EXTRACTED INFORMATION >>
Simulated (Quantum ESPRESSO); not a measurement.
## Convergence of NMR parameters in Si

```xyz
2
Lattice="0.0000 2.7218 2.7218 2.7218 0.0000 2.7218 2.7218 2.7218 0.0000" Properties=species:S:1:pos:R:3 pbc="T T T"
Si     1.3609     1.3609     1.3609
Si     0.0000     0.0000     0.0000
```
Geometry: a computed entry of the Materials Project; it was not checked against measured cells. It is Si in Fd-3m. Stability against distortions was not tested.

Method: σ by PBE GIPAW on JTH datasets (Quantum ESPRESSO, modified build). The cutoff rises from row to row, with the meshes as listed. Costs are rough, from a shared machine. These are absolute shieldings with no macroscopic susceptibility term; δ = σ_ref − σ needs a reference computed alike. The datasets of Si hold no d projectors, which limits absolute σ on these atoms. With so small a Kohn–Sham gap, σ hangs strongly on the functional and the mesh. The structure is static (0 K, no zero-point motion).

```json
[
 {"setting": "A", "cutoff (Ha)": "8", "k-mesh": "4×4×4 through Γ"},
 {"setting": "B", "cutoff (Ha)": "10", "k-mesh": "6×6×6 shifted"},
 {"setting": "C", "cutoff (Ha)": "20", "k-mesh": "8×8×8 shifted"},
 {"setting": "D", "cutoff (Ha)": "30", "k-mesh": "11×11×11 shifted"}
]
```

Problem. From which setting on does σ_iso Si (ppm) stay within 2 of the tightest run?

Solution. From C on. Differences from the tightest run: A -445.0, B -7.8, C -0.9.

ASSIGNMENT >>
Could you copy exactly the lines from the first line of the records above through the line containing "Geometry: a computed", both included, and nothing else?

YOUR SOLUTION >>
Simulated (Quantum ESPRESSO); not a measurement.
## Convergence of NMR parameters in Si

```xyz
2
Lattice="0.0000 2.7218 2.7218 2.7218 0.0000 2.7218 2.7218 2.7218 0.0000" Properties=species:S:1:pos:R:3 pbc="T T T"
Si     1.3609     1.3609     1.3609
Si     0.0000     0.0000     0.0000
```
Geometry: a computed entry of the Materials Project; it was not checked against measured cells. It is Si in Fd-3m. Stability against distortions was not tested.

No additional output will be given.